ACTION ITEM - Print all the records below, word for word and in full.

(Beginning of RECORDED INFORMATION)
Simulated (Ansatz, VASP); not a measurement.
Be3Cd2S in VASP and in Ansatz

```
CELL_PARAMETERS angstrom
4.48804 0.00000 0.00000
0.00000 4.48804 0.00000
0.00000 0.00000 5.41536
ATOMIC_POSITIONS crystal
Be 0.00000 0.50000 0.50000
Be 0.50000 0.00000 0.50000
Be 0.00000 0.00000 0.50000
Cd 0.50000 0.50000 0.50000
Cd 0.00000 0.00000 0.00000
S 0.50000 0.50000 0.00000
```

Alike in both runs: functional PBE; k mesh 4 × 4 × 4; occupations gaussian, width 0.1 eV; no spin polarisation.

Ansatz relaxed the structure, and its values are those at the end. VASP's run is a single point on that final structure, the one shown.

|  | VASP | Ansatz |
(End of RECORDED INFORMATION)

ANSWER SPACE -
Simulated (Ansatz, VASP); not a measurement.
Be3Cd2S in VASP and in Ansatz

```
CELL_PARAMETERS angstrom
4.48804 0.00000 0.00000
0.00000 4.48804 0.00000
0.00000 0.00000 5.41536
ATOMIC_POSITIONS crystal
Be 0.00000 0.50000 0.50000
Be 0.50000 0.00000 0.50000
Be 0.00000 0.00000 0.50000
Cd 0.50000 0.50000 0.50000
Cd 0.00000 0.00000 0.00000
S 0.50000 0.50000 0.00000
```

Alike in both runs: functional PBE; k mesh 4 × 4 × 4; occupations gaussian, width 0.1 eV; no spin polarisation.

Ansatz relaxed the structure, and its values are those at the end. VASP's run is a single point on that final structure, the one shown.

|  | VASP | Ansatz |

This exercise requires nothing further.